• **TASK ITEM**
Give back all of the records exactly.

◇ ◇ ◇ ◇ ◇

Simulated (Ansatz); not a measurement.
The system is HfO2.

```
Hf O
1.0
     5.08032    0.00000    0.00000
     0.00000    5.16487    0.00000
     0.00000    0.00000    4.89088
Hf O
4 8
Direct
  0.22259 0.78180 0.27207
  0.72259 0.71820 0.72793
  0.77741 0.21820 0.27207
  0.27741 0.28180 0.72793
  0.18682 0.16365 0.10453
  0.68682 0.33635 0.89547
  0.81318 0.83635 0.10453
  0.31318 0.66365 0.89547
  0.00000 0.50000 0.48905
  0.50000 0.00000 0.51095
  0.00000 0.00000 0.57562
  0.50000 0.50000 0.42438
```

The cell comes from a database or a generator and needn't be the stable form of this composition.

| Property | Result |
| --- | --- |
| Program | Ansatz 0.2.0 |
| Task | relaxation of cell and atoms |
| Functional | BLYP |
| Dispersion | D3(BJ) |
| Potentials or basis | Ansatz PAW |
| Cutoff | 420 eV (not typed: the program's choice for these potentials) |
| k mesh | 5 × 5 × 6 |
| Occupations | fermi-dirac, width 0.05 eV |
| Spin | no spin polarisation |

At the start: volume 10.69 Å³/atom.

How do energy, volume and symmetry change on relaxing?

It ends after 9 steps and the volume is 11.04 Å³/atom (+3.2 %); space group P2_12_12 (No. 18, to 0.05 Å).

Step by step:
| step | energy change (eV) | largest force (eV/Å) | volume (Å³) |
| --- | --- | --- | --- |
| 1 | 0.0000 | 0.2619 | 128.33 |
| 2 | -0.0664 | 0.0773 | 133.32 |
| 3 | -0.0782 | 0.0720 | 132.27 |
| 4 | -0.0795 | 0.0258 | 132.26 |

◇ ◇ ◇ ◇ ◇

• **YOUR RESPONSE**
Simulated (Ansatz); not a measurement.
The system is HfO2.

```
Hf O
1.0
     5.08032    0.00000    0.00000
     0.00000    5.16487    0.00000
     0.00000    0.00000    4.89088
Hf O
4 8
Direct
  0.22259 0.78180 0.27207
  0.72259 0.71820 0.72793
  0.77741 0.21820 0.27207
  0.27741 0.28180 0.72793
  0.18682 0.16365 0.10453
  0.68682 0.33635 0.89547
  0.81318 0.83635 0.10453
  0.31318 0.66365 0.89547
  0.00000 0.50000 0.48905
  0.50000 0.00000 0.51095
  0.00000 0.00000 0.57562
  0.50000 0.50000 0.42438
```

The cell comes from a database or a generator and needn't be the stable form of this composition.

| Property | Result |
| --- | --- |
| Program | Ansatz 0.2.0 |
| Task | relaxation of cell and atoms |
| Functional | BLYP |
| Dispersion | D3(BJ) |
| Potentials or basis | Ansatz PAW |
| Cutoff | 420 eV (not typed: the program's choice for these potentials) |
| k mesh | 5 × 5 × 6 |
| Occupations | fermi-dirac, width 0.05 eV |
| Spin | no spin polarisation |

At the start: volume 10.69 Å³/atom.

How do energy, volume and symmetry change on relaxing?

It ends after 9 steps and the volume is 11.04 Å³/atom (+3.2 %); space group P2_12_12 (No. 18, to 0.05 Å).

Step by step:
| step | energy change (eV) | largest force (eV/Å) | volume (Å³) |
| --- | --- | --- | --- |
| 1 | 0.0000 | 0.2619 | 128.33 |
| 2 | -0.0664 | 0.0773 | 133.32 |
| 3 | -0.0782 | 0.0720 | 132.27 |
| 4 | -0.0795 | 0.0258 | 132.26 |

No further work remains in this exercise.